REQUIRED ACTION
All of the entries need to be written out again, exactly as they are.

ENTRIES SHOWN
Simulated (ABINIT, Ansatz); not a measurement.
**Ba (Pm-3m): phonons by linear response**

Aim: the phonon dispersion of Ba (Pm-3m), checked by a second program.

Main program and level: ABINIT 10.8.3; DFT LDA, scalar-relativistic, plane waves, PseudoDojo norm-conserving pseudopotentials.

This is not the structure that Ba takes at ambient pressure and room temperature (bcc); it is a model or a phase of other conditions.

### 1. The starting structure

TASK RESULT
Simulated (ABINIT, Ansatz); not a measurement.
**Ba (Pm-3m): phonons by linear response**

Aim: the phonon dispersion of Ba (Pm-3m), checked by a second program.

Main program and level: ABINIT 10.8.3; DFT LDA, scalar-relativistic, plane waves, PseudoDojo norm-conserving pseudopotentials.

This is not the structure that Ba takes at ambient pressure and room temperature (bcc); it is a model or a phase of other conditions.

### 1. The starting structure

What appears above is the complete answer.